[[ Records shown open ]]
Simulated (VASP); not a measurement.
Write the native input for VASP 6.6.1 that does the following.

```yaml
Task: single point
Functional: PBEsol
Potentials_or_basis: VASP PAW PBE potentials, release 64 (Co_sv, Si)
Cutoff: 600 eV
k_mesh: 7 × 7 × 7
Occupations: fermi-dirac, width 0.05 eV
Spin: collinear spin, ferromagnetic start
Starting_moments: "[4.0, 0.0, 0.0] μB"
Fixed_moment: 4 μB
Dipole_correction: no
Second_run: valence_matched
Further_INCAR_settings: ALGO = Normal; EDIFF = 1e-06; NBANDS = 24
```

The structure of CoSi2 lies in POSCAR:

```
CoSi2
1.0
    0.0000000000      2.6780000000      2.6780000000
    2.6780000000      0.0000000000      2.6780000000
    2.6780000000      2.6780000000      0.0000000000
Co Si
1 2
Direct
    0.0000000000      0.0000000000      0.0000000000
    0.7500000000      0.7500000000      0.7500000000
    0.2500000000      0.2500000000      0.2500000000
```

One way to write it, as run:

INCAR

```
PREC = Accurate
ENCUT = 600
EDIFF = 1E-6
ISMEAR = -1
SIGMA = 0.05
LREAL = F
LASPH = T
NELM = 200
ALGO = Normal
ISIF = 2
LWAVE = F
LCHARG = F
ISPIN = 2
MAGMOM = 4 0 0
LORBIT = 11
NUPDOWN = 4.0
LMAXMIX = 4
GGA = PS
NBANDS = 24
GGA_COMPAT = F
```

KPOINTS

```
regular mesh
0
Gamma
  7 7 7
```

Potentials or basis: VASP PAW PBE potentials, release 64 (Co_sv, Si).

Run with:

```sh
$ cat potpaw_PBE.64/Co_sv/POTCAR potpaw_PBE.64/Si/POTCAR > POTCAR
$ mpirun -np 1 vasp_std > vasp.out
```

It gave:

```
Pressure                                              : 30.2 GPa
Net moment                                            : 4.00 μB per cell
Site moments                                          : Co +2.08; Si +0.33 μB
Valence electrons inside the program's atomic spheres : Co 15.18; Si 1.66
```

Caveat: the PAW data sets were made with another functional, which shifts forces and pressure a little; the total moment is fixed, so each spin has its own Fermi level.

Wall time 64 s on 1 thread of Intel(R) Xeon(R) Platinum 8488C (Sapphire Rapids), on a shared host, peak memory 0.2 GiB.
[[ Records shown closed ]]

Only the lines from the first line of the records through the line with "Caveat: the PAW" should be reproduced, exactly and with nothing added.

Simulated (VASP); not a measurement.
Write the native input for VASP 6.6.1 that does the following.

```yaml
Task: single point
Functional: PBEsol
Potentials_or_basis: VASP PAW PBE potentials, release 64 (Co_sv, Si)
Cutoff: 600 eV
k_mesh: 7 × 7 × 7
Occupations: fermi-dirac, width 0.05 eV
Spin: collinear spin, ferromagnetic start
Starting_moments: "[4.0, 0.0, 0.0] μB"
Fixed_moment: 4 μB
Dipole_correction: no
Second_run: valence_matched
Further_INCAR_settings: ALGO = Normal; EDIFF = 1e-06; NBANDS = 24
```

The structure of CoSi2 lies in POSCAR:

```
CoSi2
1.0
    0.0000000000      2.6780000000      2.6780000000
    2.6780000000      0.0000000000      2.6780000000
    2.6780000000      2.6780000000      0.0000000000
Co Si
1 2
Direct
    0.0000000000      0.0000000000      0.0000000000
    0.7500000000      0.7500000000      0.7500000000
    0.2500000000      0.2500000000      0.2500000000
```

One way to write it, as run:

INCAR

```
PREC = Accurate
ENCUT = 600
EDIFF = 1E-6
ISMEAR = -1
SIGMA = 0.05
LREAL = F
LASPH = T
NELM = 200
ALGO = Normal
ISIF = 2
LWAVE = F
LCHARG = F
ISPIN = 2
MAGMOM = 4 0 0
LORBIT = 11
NUPDOWN = 4.0
LMAXMIX = 4
GGA = PS
NBANDS = 24
GGA_COMPAT = F
```

KPOINTS

```
regular mesh
0
Gamma
  7 7 7
```

Potentials or basis: VASP PAW PBE potentials, release 64 (Co_sv, Si).

Run with:

```sh
$ cat potpaw_PBE.64/Co_sv/POTCAR potpaw_PBE.64/Si/POTCAR > POTCAR
$ mpirun -np 1 vasp_std > vasp.out
```

It gave:

```
Pressure                                              : 30.2 GPa
Net moment                                            : 4.00 μB per cell
Site moments                                          : Co +2.08; Si +0.33 μB
Valence electrons inside the program's atomic spheres : Co 15.18; Si 1.66
```

Caveat: the PAW data sets were made with another functional, which shifts forces and pressure a little; the total moment is fixed, so each spin has its own Fermi level.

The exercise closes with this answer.